(REQUIREMENT)
Only one portion of the data is to be written out: from the line bearing "pressure, lowest first." through the line bearing "A. level r2SCAN50;". Write it exactly as it appears.

(PROVIDED RECORDS)
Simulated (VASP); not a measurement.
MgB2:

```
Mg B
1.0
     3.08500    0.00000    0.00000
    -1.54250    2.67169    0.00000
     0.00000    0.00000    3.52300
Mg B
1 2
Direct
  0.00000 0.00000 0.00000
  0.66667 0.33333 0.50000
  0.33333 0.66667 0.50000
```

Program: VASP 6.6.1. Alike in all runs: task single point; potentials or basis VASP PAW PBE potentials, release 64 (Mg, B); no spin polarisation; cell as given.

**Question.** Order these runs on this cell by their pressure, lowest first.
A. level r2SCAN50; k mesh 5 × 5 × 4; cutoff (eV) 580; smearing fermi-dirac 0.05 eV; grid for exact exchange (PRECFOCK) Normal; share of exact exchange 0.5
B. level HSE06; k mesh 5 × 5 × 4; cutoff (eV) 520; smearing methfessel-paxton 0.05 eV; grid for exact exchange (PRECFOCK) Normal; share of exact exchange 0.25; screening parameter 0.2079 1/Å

(EXPECTED ANSWER)
**Question.** Order these runs on this cell by their pressure, lowest first.
A. level r2SCAN50; k mesh 5 × 5 × 4; cutoff (eV) 580; smearing fermi-dirac 0.05 eV; grid for exact exchange (PRECFOCK) Normal; share of exact exchange 0.5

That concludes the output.